§ LISTED RECORDS
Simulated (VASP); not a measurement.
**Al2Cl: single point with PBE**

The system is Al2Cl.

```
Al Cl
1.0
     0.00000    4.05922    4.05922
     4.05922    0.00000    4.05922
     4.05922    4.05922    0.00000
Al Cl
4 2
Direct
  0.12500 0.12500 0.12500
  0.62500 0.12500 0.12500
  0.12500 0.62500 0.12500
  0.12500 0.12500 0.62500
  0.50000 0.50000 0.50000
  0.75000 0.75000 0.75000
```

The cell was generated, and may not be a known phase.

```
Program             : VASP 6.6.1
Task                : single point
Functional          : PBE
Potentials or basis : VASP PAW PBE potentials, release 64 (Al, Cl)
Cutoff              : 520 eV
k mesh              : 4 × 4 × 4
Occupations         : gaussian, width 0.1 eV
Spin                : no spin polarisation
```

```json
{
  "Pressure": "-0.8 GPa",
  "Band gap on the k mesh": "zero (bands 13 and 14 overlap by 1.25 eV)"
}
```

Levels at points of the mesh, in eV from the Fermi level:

§ ACTION ITEM
Every entry is to be retyped word for word.

§ WRITTEN RESPONSE
Simulated (VASP); not a measurement.
**Al2Cl: single point with PBE**

The system is Al2Cl.

```
Al Cl
1.0
     0.00000    4.05922    4.05922
     4.05922    0.00000    4.05922
     4.05922    4.05922    0.00000
Al Cl
4 2
Direct
  0.12500 0.12500 0.12500
  0.62500 0.12500 0.12500
  0.12500 0.62500 0.12500
  0.12500 0.12500 0.62500
  0.50000 0.50000 0.50000
  0.75000 0.75000 0.75000
```

The cell was generated, and may not be a known phase.

```
Program             : VASP 6.6.1
Task                : single point
Functional          : PBE
Potentials or basis : VASP PAW PBE potentials, release 64 (Al, Cl)
Cutoff              : 520 eV
k mesh              : 4 × 4 × 4
Occupations         : gaussian, width 0.1 eV
Spin                : no spin polarisation
```

```json
{
  "Pressure": "-0.8 GPa",
  "Band gap on the k mesh": "zero (bands 13 and 14 overlap by 1.25 eV)"
}
```

Levels at points of the mesh, in eV from the Fermi level:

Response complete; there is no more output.